ASSIGNMENT:
Set down the entries once more exactly as they were written.

- - -

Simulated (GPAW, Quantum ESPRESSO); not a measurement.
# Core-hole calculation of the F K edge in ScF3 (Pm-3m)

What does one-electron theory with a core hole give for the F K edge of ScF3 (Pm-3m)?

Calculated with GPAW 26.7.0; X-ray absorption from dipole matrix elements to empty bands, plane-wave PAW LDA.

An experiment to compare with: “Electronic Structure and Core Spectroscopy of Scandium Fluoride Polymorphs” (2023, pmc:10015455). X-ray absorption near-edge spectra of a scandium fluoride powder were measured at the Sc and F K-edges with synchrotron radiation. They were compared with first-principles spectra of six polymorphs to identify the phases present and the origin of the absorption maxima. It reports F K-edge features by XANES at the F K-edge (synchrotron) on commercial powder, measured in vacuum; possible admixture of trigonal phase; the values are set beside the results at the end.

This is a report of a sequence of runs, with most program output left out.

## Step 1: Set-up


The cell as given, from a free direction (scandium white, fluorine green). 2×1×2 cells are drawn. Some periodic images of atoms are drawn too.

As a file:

- - -

TASK RESULT:
Simulated (GPAW, Quantum ESPRESSO); not a measurement.
# Core-hole calculation of the F K edge in ScF3 (Pm-3m)

What does one-electron theory with a core hole give for the F K edge of ScF3 (Pm-3m)?

Calculated with GPAW 26.7.0; X-ray absorption from dipole matrix elements to empty bands, plane-wave PAW LDA.

An experiment to compare with: “Electronic Structure and Core Spectroscopy of Scandium Fluoride Polymorphs” (2023, pmc:10015455). X-ray absorption near-edge spectra of a scandium fluoride powder were measured at the Sc and F K-edges with synchrotron radiation. They were compared with first-principles spectra of six polymorphs to identify the phases present and the origin of the absorption maxima. It reports F K-edge features by XANES at the F K-edge (synchrotron) on commercial powder, measured in vacuum; possible admixture of trigonal phase; the values are set beside the results at the end.

This is a report of a sequence of runs, with most program output left out.

## Step 1: Set-up


The cell as given, from a free direction (scandium white, fluorine green). 2×1×2 cells are drawn. Some periodic images of atoms are drawn too.

As a file:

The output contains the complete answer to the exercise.